Work item: From the first line of the entries below, reproduce everything exactly through the line with "ΔG(600 K): +0.30", and nothing more.

»»

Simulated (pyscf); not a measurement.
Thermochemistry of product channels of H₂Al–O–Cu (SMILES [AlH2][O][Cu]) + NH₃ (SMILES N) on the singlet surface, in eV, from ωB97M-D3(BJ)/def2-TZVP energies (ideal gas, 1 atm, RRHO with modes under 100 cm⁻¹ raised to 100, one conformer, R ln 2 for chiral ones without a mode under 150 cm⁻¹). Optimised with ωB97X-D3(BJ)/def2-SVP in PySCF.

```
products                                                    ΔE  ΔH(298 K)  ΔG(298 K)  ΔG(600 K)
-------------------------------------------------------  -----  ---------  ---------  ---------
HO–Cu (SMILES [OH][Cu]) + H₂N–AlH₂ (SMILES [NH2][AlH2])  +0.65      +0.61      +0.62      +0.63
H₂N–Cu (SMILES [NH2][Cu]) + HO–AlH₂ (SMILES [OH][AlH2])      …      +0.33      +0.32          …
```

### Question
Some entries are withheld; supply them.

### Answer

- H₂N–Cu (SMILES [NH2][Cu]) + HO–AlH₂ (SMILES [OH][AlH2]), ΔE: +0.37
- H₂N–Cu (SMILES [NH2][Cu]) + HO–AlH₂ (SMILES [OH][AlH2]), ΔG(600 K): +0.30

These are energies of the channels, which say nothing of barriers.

««

Task response:
Simulated (pyscf); not a measurement.
Thermochemistry of product channels of H₂Al–O–Cu (SMILES [AlH2][O][Cu]) + NH₃ (SMILES N) on the singlet surface, in eV, from ωB97M-D3(BJ)/def2-TZVP energies (ideal gas, 1 atm, RRHO with modes under 100 cm⁻¹ raised to 100, one conformer, R ln 2 for chiral ones without a mode under 150 cm⁻¹). Optimised with ωB97X-D3(BJ)/def2-SVP in PySCF.

```
products                                                    ΔE  ΔH(298 K)  ΔG(298 K)  ΔG(600 K)
-------------------------------------------------------  -----  ---------  ---------  ---------
HO–Cu (SMILES [OH][Cu]) + H₂N–AlH₂ (SMILES [NH2][AlH2])  +0.65      +0.61      +0.62      +0.63
H₂N–Cu (SMILES [NH2][Cu]) + HO–AlH₂ (SMILES [OH][AlH2])      …      +0.33      +0.32          …
```

### Question
Some entries are withheld; supply them.

### Answer

- H₂N–Cu (SMILES [NH2][Cu]) + HO–AlH₂ (SMILES [OH][AlH2]), ΔE: +0.37
- H₂N–Cu (SMILES [NH2][Cu]) + HO–AlH₂ (SMILES [OH][AlH2]), ΔG(600 K): +0.30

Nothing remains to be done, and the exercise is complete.